• **Raw data**:
>>>>

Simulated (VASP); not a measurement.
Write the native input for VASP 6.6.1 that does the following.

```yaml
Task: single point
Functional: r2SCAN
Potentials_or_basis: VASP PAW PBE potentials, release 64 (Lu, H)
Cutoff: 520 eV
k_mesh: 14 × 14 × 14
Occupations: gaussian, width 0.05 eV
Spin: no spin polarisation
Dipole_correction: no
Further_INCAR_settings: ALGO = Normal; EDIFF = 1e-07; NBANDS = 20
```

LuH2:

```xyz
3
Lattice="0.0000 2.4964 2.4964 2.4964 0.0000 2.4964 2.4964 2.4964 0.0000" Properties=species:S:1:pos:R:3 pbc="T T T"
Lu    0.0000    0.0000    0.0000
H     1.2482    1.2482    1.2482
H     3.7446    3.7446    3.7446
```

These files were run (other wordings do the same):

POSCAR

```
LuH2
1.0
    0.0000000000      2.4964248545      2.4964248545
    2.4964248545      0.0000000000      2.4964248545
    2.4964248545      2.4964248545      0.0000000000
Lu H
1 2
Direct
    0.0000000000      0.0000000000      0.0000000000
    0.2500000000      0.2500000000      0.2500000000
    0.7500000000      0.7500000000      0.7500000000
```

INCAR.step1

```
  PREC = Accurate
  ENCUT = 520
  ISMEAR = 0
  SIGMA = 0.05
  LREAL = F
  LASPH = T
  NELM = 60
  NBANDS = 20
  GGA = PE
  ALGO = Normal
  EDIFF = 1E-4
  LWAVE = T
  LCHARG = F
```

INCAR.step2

<<<<

• **Work request**: Retype all of the data exactly, so that nothing differs from what is given.

• **Task output**:
Simulated (VASP); not a measurement.
Write the native input for VASP 6.6.1 that does the following.

```yaml
Task: single point
Functional: r2SCAN
Potentials_or_basis: VASP PAW PBE potentials, release 64 (Lu, H)
Cutoff: 520 eV
k_mesh: 14 × 14 × 14
Occupations: gaussian, width 0.05 eV
Spin: no spin polarisation
Dipole_correction: no
Further_INCAR_settings: ALGO = Normal; EDIFF = 1e-07; NBANDS = 20
```

LuH2:

```xyz
3
Lattice="0.0000 2.4964 2.4964 2.4964 0.0000 2.4964 2.4964 2.4964 0.0000" Properties=species:S:1:pos:R:3 pbc="T T T"
Lu    0.0000    0.0000    0.0000
H     1.2482    1.2482    1.2482
H     3.7446    3.7446    3.7446
```

These files were run (other wordings do the same):

POSCAR

```
LuH2
1.0
    0.0000000000      2.4964248545      2.4964248545
    2.4964248545      0.0000000000      2.4964248545
    2.4964248545      2.4964248545      0.0000000000
Lu H
1 2
Direct
    0.0000000000      0.0000000000      0.0000000000
    0.2500000000      0.2500000000      0.2500000000
    0.7500000000      0.7500000000      0.7500000000
```

INCAR.step1

```
  PREC = Accurate
  ENCUT = 520
  ISMEAR = 0
  SIGMA = 0.05
  LREAL = F
  LASPH = T
  NELM = 60
  NBANDS = 20
  GGA = PE
  ALGO = Normal
  EDIFF = 1E-4
  LWAVE = T
  LCHARG = F
```

INCAR.step2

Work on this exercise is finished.